▸ **BRIEF**
Only one stretch of the data below is wanted: the lines from the one with "Spin-orbit splittings of" through the one with "Estimate the 3d splitting.", repeated exactly.

▸ **PROVIDED MATERIAL**
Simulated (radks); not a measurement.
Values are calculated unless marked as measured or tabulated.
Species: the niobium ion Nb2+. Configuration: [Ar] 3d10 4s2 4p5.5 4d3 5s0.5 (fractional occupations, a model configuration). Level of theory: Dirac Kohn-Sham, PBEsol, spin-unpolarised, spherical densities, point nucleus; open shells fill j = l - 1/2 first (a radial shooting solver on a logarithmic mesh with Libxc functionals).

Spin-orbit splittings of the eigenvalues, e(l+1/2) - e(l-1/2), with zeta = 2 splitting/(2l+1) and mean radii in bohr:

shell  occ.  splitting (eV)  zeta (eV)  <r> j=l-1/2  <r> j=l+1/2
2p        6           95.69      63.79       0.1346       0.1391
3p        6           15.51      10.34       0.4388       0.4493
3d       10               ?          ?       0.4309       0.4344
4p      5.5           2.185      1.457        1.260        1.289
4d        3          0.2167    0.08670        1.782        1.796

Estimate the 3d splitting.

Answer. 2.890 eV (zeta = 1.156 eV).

▸ **WRITTEN SOLUTION**
Spin-orbit splittings of the eigenvalues, e(l+1/2) - e(l-1/2), with zeta = 2 splitting/(2l+1) and mean radii in bohr:

shell  occ.  splitting (eV)  zeta (eV)  <r> j=l-1/2  <r> j=l+1/2
2p        6           95.69      63.79       0.1346       0.1391
3p        6           15.51      10.34       0.4388       0.4493
3d       10               ?          ?       0.4309       0.4344
4p      5.5           2.185      1.457        1.260        1.289
4d        3          0.2167    0.08670        1.782        1.796

Estimate the 3d splitting.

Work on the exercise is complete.